Work instruction
The response must be a precise copy of the records that follow.

◆ ◆ ◆

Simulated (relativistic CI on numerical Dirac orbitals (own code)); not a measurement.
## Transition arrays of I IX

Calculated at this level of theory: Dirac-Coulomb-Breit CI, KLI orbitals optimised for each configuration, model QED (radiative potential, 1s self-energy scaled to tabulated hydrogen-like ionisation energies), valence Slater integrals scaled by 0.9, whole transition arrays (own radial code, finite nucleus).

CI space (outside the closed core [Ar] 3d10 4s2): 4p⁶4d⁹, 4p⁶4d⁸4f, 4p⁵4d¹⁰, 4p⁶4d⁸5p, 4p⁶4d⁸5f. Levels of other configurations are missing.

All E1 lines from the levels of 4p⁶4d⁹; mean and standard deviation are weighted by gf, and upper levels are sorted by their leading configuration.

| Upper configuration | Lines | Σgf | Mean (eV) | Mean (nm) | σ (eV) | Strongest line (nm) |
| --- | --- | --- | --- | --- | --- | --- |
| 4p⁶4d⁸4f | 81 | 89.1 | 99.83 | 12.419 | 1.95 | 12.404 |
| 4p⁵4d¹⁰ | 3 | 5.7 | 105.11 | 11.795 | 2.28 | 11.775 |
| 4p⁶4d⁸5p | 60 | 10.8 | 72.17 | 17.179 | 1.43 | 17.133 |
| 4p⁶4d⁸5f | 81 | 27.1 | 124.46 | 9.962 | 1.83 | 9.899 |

◆ ◆ ◆

Response
Simulated (relativistic CI on numerical Dirac orbitals (own code)); not a measurement.
## Transition arrays of I IX

Calculated at this level of theory: Dirac-Coulomb-Breit CI, KLI orbitals optimised for each configuration, model QED (radiative potential, 1s self-energy scaled to tabulated hydrogen-like ionisation energies), valence Slater integrals scaled by 0.9, whole transition arrays (own radial code, finite nucleus).

CI space (outside the closed core [Ar] 3d10 4s2): 4p⁶4d⁹, 4p⁶4d⁸4f, 4p⁵4d¹⁰, 4p⁶4d⁸5p, 4p⁶4d⁸5f. Levels of other configurations are missing.

All E1 lines from the levels of 4p⁶4d⁹; mean and standard deviation are weighted by gf, and upper levels are sorted by their leading configuration.

| Upper configuration | Lines | Σgf | Mean (eV) | Mean (nm) | σ (eV) | Strongest line (nm) |
| --- | --- | --- | --- | --- | --- | --- |
| 4p⁶4d⁸4f | 81 | 89.1 | 99.83 | 12.419 | 1.95 | 12.404 |
| 4p⁵4d¹⁰ | 3 | 5.7 | 105.11 | 11.795 | 2.28 | 11.775 |
| 4p⁶4d⁸5p | 60 | 10.8 | 72.17 | 17.179 | 1.43 | 17.133 |
| 4p⁶4d⁸5f | 81 | 27.1 | 124.46 | 9.962 | 1.83 | 9.899 |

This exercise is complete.